********

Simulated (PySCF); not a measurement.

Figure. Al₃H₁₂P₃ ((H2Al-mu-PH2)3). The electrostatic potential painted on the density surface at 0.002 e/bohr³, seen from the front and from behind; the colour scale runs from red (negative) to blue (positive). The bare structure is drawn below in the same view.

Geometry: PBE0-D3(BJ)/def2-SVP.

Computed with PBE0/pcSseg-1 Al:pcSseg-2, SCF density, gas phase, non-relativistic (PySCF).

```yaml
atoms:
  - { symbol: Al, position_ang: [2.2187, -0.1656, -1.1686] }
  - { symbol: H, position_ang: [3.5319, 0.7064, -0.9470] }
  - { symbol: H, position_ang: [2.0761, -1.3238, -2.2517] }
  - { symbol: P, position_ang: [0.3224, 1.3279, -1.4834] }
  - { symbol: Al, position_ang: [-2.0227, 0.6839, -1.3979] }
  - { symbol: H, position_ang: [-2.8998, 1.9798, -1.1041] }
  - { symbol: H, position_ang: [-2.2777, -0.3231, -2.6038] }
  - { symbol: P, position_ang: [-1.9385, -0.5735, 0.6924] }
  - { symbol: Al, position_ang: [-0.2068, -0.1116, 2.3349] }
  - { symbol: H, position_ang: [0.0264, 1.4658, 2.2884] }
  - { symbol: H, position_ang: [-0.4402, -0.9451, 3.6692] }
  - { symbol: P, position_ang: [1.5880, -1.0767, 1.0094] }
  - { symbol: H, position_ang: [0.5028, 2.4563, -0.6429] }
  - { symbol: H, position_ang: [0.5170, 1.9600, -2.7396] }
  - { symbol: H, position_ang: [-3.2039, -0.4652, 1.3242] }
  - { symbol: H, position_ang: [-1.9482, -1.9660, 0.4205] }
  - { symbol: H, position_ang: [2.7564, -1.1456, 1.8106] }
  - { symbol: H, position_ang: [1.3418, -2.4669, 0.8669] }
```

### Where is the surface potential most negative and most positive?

********

Work item: Your task is to repeat the records exactly. Begin at their first line and stop after the line containing "Computed with PBE0/pcSseg-1".

Exercise solution:
Simulated (PySCF); not a measurement.

Figure. Al₃H₁₂P₃ ((H2Al-mu-PH2)3). The electrostatic potential painted on the density surface at 0.002 e/bohr³, seen from the front and from behind; the colour scale runs from red (negative) to blue (positive). The bare structure is drawn below in the same view.

Geometry: PBE0-D3(BJ)/def2-SVP.

Computed with PBE0/pcSseg-1 Al:pcSseg-2, SCF density, gas phase, non-relativistic (PySCF).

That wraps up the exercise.